BRIEF
Output all records precisely as written.

DATA EXTRACT
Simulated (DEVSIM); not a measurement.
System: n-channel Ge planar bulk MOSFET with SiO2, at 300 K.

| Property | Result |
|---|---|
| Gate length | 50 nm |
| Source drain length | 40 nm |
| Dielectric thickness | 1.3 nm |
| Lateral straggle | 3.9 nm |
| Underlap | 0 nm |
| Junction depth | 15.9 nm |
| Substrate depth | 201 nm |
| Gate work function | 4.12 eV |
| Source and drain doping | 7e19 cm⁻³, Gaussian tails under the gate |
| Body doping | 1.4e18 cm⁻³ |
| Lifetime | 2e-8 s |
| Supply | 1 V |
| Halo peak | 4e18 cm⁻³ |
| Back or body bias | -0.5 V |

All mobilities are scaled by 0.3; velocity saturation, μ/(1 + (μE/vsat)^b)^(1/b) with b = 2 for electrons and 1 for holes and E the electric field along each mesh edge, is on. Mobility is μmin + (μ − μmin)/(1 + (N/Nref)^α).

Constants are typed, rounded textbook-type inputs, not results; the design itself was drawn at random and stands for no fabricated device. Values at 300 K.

EXERCISE RESPONSE
Simulated (DEVSIM); not a measurement.
System: n-channel Ge planar bulk MOSFET with SiO2, at 300 K.

| Property | Result |
|---|---|
| Gate length | 50 nm |
| Source drain length | 40 nm |
| Dielectric thickness | 1.3 nm |
| Lateral straggle | 3.9 nm |
| Underlap | 0 nm |
| Junction depth | 15.9 nm |
| Substrate depth | 201 nm |
| Gate work function | 4.12 eV |
| Source and drain doping | 7e19 cm⁻³, Gaussian tails under the gate |
| Body doping | 1.4e18 cm⁻³ |
| Lifetime | 2e-8 s |
| Supply | 1 V |
| Halo peak | 4e18 cm⁻³ |
| Back or body bias | -0.5 V |

All mobilities are scaled by 0.3; velocity saturation, μ/(1 + (μE/vsat)^b)^(1/b) with b = 2 for electrons and 1 for holes and E the electric field along each mesh edge, is on. Mobility is μmin + (μ − μmin)/(1 + (N/Nref)^α).

Constants are typed, rounded textbook-type inputs, not results; the design itself was drawn at random and stands for no fabricated device. Values at 300 K.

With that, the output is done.